→ **Exercise**: Output the lines below exactly, please, from the first line until the line with "Task: How do", counting both.

↓
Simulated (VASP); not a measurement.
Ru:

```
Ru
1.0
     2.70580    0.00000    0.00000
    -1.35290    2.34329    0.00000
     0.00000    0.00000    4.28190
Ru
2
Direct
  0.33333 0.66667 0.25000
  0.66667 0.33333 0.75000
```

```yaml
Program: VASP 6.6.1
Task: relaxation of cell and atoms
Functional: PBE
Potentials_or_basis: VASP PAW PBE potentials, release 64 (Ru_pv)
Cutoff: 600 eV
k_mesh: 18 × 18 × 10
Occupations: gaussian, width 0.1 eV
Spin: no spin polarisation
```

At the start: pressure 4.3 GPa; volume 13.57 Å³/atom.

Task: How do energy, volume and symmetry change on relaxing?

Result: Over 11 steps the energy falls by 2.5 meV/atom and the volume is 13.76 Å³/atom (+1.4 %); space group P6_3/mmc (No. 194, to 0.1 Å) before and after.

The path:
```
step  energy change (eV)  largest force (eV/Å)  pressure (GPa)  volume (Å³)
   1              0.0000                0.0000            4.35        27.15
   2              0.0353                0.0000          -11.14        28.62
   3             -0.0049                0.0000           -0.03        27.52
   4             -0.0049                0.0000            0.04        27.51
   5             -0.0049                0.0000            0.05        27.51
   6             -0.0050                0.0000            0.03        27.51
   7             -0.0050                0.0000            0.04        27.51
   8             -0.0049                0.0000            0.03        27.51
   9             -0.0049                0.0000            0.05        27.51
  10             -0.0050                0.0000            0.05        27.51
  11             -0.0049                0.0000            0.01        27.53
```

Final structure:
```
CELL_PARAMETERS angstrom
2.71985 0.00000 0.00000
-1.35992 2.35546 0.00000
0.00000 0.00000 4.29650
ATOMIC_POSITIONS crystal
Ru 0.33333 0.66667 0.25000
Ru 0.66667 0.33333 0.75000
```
↑

→ **Response area**:
Simulated (VASP); not a measurement.
Ru:

```
Ru
1.0
     2.70580    0.00000    0.00000
    -1.35290    2.34329    0.00000
     0.00000    0.00000    4.28190
Ru
2
Direct
  0.33333 0.66667 0.25000
  0.66667 0.33333 0.75000
```

```yaml
Program: VASP 6.6.1
Task: relaxation of cell and atoms
Functional: PBE
Potentials_or_basis: VASP PAW PBE potentials, release 64 (Ru_pv)
Cutoff: 600 eV
k_mesh: 18 × 18 × 10
Occupations: gaussian, width 0.1 eV
Spin: no spin polarisation
```

At the start: pressure 4.3 GPa; volume 13.57 Å³/atom.

Task: How do energy, volume and symmetry change on relaxing?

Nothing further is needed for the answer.